Your answer must consist solely of the lines from the start of the entries below through the line with "The electronic structure", unchanged.

=====

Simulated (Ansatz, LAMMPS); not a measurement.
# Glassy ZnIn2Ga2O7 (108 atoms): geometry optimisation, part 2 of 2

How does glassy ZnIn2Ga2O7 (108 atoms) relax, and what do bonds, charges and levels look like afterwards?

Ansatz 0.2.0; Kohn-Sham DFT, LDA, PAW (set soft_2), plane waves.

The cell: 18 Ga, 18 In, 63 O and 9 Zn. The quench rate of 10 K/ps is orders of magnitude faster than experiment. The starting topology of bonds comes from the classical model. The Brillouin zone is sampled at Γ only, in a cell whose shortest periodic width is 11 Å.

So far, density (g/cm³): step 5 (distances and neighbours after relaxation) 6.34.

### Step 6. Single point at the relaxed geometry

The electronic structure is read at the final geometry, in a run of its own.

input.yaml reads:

=====

TASK ANSWER>
Simulated (Ansatz, LAMMPS); not a measurement.
# Glassy ZnIn2Ga2O7 (108 atoms): geometry optimisation, part 2 of 2

How does glassy ZnIn2Ga2O7 (108 atoms) relax, and what do bonds, charges and levels look like afterwards?

Ansatz 0.2.0; Kohn-Sham DFT, LDA, PAW (set soft_2), plane waves.

The cell: 18 Ga, 18 In, 63 O and 9 Zn. The quench rate of 10 K/ps is orders of magnitude faster than experiment. The starting topology of bonds comes from the classical model. The Brillouin zone is sampled at Γ only, in a cell whose shortest periodic width is 11 Å.

So far, density (g/cm³): step 5 (distances and neighbours after relaxation) 6.34.

### Step 6. Single point at the relaxed geometry

The electronic structure is read at the final geometry, in a run of its own.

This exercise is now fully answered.